Reproduce each entry exactly.

### Entries provided
------------------------------------------------

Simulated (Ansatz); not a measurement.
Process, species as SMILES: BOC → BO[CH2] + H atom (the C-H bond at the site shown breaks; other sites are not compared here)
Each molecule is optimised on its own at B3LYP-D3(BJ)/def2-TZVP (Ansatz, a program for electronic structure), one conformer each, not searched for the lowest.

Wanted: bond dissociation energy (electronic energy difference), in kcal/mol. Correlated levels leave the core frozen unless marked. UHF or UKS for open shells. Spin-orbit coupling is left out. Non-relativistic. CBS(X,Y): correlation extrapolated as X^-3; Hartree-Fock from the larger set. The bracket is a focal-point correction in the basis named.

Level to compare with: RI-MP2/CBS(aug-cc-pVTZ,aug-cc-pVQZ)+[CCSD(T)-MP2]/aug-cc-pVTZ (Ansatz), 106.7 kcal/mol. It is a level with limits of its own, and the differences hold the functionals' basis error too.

------------------------------------------------

### Written reply
Simulated (Ansatz); not a measurement.
Process, species as SMILES: BOC → BO[CH2] + H atom (the C-H bond at the site shown breaks; other sites are not compared here)
Each molecule is optimised on its own at B3LYP-D3(BJ)/def2-TZVP (Ansatz, a program for electronic structure), one conformer each, not searched for the lowest.

Wanted: bond dissociation energy (electronic energy difference), in kcal/mol. Correlated levels leave the core frozen unless marked. UHF or UKS for open shells. Spin-orbit coupling is left out. Non-relativistic. CBS(X,Y): correlation extrapolated as X^-3; Hartree-Fock from the larger set. The bracket is a focal-point correction in the basis named.

Level to compare with: RI-MP2/CBS(aug-cc-pVTZ,aug-cc-pVQZ)+[CCSD(T)-MP2]/aug-cc-pVTZ (Ansatz), 106.7 kcal/mol. It is a level with limits of its own, and the differences hold the functionals' basis error too.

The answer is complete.